__RECORDS PROVIDED__.
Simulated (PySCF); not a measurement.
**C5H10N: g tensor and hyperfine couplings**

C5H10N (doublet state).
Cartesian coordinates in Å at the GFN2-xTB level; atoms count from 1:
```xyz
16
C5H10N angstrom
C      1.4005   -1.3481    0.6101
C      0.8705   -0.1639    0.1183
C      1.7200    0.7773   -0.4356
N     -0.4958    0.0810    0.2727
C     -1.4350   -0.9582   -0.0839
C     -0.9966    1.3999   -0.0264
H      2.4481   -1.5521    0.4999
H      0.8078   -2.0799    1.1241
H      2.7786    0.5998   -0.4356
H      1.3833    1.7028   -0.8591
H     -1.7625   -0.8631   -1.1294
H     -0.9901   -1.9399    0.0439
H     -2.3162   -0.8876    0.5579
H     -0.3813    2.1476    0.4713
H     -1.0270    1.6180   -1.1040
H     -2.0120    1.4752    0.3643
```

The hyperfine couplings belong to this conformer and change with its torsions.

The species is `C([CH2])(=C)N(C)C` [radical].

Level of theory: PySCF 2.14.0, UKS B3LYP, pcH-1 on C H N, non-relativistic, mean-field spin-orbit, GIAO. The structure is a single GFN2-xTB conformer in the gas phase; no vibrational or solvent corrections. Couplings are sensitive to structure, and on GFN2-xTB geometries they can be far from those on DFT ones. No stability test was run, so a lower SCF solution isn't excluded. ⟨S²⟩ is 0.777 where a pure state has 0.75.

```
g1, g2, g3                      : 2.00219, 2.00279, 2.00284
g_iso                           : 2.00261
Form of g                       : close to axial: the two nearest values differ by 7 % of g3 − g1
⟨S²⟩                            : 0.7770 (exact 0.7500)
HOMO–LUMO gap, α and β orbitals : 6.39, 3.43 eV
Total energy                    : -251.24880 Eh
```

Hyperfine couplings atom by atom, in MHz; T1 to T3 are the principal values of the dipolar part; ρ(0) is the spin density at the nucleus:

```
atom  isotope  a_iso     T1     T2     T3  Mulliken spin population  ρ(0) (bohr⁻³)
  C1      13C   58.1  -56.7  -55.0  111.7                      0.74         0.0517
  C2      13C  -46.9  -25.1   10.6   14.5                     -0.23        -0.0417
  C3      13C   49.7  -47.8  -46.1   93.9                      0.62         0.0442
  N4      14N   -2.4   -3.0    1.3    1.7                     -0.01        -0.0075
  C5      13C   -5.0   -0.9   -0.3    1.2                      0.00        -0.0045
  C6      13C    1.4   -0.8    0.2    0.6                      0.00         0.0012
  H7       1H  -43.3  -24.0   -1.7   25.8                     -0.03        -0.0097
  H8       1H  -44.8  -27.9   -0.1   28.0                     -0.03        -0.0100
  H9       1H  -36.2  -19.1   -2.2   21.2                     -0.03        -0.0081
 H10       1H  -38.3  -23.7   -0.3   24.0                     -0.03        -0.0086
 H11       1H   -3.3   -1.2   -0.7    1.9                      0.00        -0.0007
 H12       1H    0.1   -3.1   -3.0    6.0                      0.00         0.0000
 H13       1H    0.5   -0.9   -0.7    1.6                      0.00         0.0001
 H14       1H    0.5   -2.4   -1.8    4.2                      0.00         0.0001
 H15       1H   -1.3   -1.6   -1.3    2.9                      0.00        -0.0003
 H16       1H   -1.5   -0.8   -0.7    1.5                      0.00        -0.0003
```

__REQUIRED ACTION__. Please transcribe the data exactly from its first line. End with the line that contains "The species is".

__WRITTEN REPLY__.
Simulated (PySCF); not a measurement.
**C5H10N: g tensor and hyperfine couplings**

C5H10N (doublet state).
Cartesian coordinates in Å at the GFN2-xTB level; atoms count from 1:
```xyz
16
C5H10N angstrom
C      1.4005   -1.3481    0.6101
C      0.8705   -0.1639    0.1183
C      1.7200    0.7773   -0.4356
N     -0.4958    0.0810    0.2727
C     -1.4350   -0.9582   -0.0839
C     -0.9966    1.3999   -0.0264
H      2.4481   -1.5521    0.4999
H      0.8078   -2.0799    1.1241
H      2.7786    0.5998   -0.4356
H      1.3833    1.7028   -0.8591
H     -1.7625   -0.8631   -1.1294
H     -0.9901   -1.9399    0.0439
H     -2.3162   -0.8876    0.5579
H     -0.3813    2.1476    0.4713
H     -1.0270    1.6180   -1.1040
H     -2.0120    1.4752    0.3643
```

The hyperfine couplings belong to this conformer and change with its torsions.

The species is `C([CH2])(=C)N(C)C` [radical].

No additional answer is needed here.